====================

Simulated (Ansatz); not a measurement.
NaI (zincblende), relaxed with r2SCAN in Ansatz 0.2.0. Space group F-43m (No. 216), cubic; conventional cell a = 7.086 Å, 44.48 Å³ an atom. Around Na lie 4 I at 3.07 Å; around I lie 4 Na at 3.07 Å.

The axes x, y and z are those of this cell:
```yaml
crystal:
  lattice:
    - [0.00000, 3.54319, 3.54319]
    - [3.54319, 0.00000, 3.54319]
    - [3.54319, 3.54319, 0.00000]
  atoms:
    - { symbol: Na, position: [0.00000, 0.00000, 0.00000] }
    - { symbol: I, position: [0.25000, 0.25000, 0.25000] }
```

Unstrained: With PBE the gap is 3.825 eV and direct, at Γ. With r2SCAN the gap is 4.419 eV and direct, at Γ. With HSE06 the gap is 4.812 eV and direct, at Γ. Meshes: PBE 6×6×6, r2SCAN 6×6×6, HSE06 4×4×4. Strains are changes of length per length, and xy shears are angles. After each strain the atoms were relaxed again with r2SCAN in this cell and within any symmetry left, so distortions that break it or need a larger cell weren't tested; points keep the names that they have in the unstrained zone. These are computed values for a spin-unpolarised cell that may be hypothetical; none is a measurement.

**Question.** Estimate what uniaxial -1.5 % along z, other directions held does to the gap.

====================

» **Action item**: Up to and including the line containing "NaI (zincblende), relaxed", please write out the listing exactly, starting from its first line.

» **Exercise solution**:
Simulated (Ansatz); not a measurement.
NaI (zincblende), relaxed with r2SCAN in Ansatz 0.2.0. Space group F-43m (No. 216), cubic; conventional cell a = 7.086 Å, 44.48 Å³ an atom. Around Na lie 4 I at 3.07 Å; around I lie 4 Na at 3.07 Å.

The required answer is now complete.